-- Data excerpts follows --
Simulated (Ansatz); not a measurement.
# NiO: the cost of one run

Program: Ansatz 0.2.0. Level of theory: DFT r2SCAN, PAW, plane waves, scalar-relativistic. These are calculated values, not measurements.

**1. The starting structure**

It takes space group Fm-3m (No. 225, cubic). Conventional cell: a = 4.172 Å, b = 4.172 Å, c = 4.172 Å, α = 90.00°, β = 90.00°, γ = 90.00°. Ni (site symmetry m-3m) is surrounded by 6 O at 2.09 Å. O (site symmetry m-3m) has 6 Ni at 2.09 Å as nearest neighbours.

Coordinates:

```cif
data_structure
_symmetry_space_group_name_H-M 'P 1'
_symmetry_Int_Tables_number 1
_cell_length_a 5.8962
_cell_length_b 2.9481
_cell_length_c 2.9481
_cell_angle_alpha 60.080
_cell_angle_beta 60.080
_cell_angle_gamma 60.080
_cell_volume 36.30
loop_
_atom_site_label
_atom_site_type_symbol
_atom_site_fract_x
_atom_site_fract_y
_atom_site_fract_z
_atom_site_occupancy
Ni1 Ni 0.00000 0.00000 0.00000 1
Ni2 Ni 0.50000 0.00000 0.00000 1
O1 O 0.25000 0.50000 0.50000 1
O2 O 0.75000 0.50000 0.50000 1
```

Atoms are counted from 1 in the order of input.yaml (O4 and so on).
-- Data excerpts concluded --

Work order
Retype the material. Keep it exact.

Task solution
Simulated (Ansatz); not a measurement.
# NiO: the cost of one run

Program: Ansatz 0.2.0. Level of theory: DFT r2SCAN, PAW, plane waves, scalar-relativistic. These are calculated values, not measurements.

**1. The starting structure**

It takes space group Fm-3m (No. 225, cubic). Conventional cell: a = 4.172 Å, b = 4.172 Å, c = 4.172 Å, α = 90.00°, β = 90.00°, γ = 90.00°. Ni (site symmetry m-3m) is surrounded by 6 O at 2.09 Å. O (site symmetry m-3m) has 6 Ni at 2.09 Å as nearest neighbours.

Coordinates:

```cif
data_structure
_symmetry_space_group_name_H-M 'P 1'
_symmetry_Int_Tables_number 1
_cell_length_a 5.8962
_cell_length_b 2.9481
_cell_length_c 2.9481
_cell_angle_alpha 60.080
_cell_angle_beta 60.080
_cell_angle_gamma 60.080
_cell_volume 36.30
loop_
_atom_site_label
_atom_site_type_symbol
_atom_site_fract_x
_atom_site_fract_y
_atom_site_fract_z
_atom_site_occupancy
Ni1 Ni 0.00000 0.00000 0.00000 1
Ni2 Ni 0.50000 0.00000 0.00000 1
O1 O 0.25000 0.50000 0.50000 1
O2 O 0.75000 0.50000 0.50000 1
```

Atoms are counted from 1 in the order of input.yaml (O4 and so on).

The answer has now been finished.